AVAILABLE DATA:
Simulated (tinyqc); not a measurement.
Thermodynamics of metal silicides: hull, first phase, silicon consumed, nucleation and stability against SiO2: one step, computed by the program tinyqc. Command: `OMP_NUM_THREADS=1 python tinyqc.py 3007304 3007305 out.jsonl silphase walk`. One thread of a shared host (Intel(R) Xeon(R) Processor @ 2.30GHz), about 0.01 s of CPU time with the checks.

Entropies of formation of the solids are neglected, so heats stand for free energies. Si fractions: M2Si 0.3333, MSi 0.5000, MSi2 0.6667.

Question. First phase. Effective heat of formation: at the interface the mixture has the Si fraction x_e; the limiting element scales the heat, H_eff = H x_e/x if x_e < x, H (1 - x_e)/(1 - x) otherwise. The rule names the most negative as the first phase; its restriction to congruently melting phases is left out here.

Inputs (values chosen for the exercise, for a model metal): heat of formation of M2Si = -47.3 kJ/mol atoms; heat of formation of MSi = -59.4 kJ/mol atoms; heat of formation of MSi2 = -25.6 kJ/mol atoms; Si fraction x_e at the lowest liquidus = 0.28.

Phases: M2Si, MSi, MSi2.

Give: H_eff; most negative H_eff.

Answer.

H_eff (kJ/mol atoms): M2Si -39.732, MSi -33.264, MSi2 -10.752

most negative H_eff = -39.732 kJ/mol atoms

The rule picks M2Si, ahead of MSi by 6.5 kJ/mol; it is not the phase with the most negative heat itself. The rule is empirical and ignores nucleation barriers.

ACTION ITEM:
Would you print, exactly as written, every line above from the one holding "Entropies of formation" through the one holding "most negative H_eff = -39.732 kJ/mol atoms", with both included and no other lines?

ANSWER SPACE:
Entropies of formation of the solids are neglected, so heats stand for free energies. Si fractions: M2Si 0.3333, MSi 0.5000, MSi2 0.6667.

Question. First phase. Effective heat of formation: at the interface the mixture has the Si fraction x_e; the limiting element scales the heat, H_eff = H x_e/x if x_e < x, H (1 - x_e)/(1 - x) otherwise. The rule names the most negative as the first phase; its restriction to congruently melting phases is left out here.

Inputs (values chosen for the exercise, for a model metal): heat of formation of M2Si = -47.3 kJ/mol atoms; heat of formation of MSi = -59.4 kJ/mol atoms; heat of formation of MSi2 = -25.6 kJ/mol atoms; Si fraction x_e at the lowest liquidus = 0.28.

Phases: M2Si, MSi, MSi2.

Give: H_eff; most negative H_eff.

Answer.

H_eff (kJ/mol atoms): M2Si -39.732, MSi -33.264, MSi2 -10.752

most negative H_eff = -39.732 kJ/mol atoms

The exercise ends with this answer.